Required action: Would you return every entry below without a single difference?

Data:
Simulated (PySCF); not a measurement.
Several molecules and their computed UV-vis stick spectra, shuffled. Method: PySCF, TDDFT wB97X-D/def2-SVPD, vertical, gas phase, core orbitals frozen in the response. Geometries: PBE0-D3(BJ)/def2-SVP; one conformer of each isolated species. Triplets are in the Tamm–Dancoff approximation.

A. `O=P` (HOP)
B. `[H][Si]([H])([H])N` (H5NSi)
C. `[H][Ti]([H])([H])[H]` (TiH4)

Response area:
Simulated (PySCF); not a measurement.
Several molecules and their computed UV-vis stick spectra, shuffled. Method: PySCF, TDDFT wB97X-D/def2-SVPD, vertical, gas phase, core orbitals frozen in the response. Geometries: PBE0-D3(BJ)/def2-SVP; one conformer of each isolated species. Triplets are in the Tamm–Dancoff approximation.

A. `O=P` (HOP)
B. `[H][Si]([H])([H])N` (H5NSi)
C. `[H][Ti]([H])([H])[H]` (TiH4)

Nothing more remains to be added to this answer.